Brief
These entries are to be retyped in full, word for word.

Information
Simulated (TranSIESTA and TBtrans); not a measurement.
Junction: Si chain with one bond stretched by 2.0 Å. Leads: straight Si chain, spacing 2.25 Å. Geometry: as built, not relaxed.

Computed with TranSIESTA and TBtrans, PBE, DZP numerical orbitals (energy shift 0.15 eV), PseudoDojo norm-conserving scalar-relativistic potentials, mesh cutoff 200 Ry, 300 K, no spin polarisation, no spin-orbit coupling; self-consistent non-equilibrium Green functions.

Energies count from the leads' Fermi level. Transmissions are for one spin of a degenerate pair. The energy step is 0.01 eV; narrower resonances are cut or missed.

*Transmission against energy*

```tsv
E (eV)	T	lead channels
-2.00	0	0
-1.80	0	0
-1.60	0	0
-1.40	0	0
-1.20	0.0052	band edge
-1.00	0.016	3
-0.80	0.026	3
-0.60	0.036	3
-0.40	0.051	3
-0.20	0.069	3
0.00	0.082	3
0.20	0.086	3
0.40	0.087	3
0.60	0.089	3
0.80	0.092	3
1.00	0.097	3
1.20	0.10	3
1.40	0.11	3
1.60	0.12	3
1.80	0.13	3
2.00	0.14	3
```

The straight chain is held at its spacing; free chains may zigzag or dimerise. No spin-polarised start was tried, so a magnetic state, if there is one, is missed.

Exercise output
Simulated (TranSIESTA and TBtrans); not a measurement.
Junction: Si chain with one bond stretched by 2.0 Å. Leads: straight Si chain, spacing 2.25 Å. Geometry: as built, not relaxed.

Computed with TranSIESTA and TBtrans, PBE, DZP numerical orbitals (energy shift 0.15 eV), PseudoDojo norm-conserving scalar-relativistic potentials, mesh cutoff 200 Ry, 300 K, no spin polarisation, no spin-orbit coupling; self-consistent non-equilibrium Green functions.

Energies count from the leads' Fermi level. Transmissions are for one spin of a degenerate pair. The energy step is 0.01 eV; narrower resonances are cut or missed.

*Transmission against energy*

```tsv
E (eV)	T	lead channels
-2.00	0	0
-1.80	0	0
-1.60	0	0
-1.40	0	0
-1.20	0.0052	band edge
-1.00	0.016	3
-0.80	0.026	3
-0.60	0.036	3
-0.40	0.051	3
-0.20	0.069	3
0.00	0.082	3
0.20	0.086	3
0.40	0.087	3
0.60	0.089	3
0.80	0.092	3
1.00	0.097	3
1.20	0.10	3
1.40	0.11	3
1.60	0.12	3
1.80	0.13	3
2.00	0.14	3
```

The straight chain is held at its spacing; free chains may zigzag or dimerise. No spin-polarised start was tried, so a magnetic state, if there is one, is missed.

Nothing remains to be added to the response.